ENTRIES SHOWN Block Start

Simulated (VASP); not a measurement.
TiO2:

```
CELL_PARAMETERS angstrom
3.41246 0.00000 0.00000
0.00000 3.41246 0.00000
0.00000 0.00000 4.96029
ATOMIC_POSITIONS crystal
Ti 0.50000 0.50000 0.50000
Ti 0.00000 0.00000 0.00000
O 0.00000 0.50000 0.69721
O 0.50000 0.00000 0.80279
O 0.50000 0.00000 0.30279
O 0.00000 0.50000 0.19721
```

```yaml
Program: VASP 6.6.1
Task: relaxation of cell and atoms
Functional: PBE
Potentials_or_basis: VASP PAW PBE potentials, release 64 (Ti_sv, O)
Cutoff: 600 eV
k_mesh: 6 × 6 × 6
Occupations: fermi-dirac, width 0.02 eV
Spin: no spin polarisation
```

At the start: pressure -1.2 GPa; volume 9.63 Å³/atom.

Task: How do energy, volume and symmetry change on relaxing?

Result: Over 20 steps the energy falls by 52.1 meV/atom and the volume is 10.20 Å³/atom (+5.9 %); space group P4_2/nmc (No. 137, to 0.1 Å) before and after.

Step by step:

ENTRIES SHOWN Block End

▸ **WORK ITEM**
Each line of the listing must be output once more, exactly as shown above.

▸ **WORKED SOLUTION**
Simulated (VASP); not a measurement.
TiO2:

```
CELL_PARAMETERS angstrom
3.41246 0.00000 0.00000
0.00000 3.41246 0.00000
0.00000 0.00000 4.96029
ATOMIC_POSITIONS crystal
Ti 0.50000 0.50000 0.50000
Ti 0.00000 0.00000 0.00000
O 0.00000 0.50000 0.69721
O 0.50000 0.00000 0.80279
O 0.50000 0.00000 0.30279
O 0.00000 0.50000 0.19721
```

```yaml
Program: VASP 6.6.1
Task: relaxation of cell and atoms
Functional: PBE
Potentials_or_basis: VASP PAW PBE potentials, release 64 (Ti_sv, O)
Cutoff: 600 eV
k_mesh: 6 × 6 × 6
Occupations: fermi-dirac, width 0.02 eV
Spin: no spin polarisation
```

At the start: pressure -1.2 GPa; volume 9.63 Å³/atom.

Task: How do energy, volume and symmetry change on relaxing?

Result: Over 20 steps the energy falls by 52.1 meV/atom and the volume is 10.20 Å³/atom (+5.9 %); space group P4_2/nmc (No. 137, to 0.1 Å) before and after.

Step by step:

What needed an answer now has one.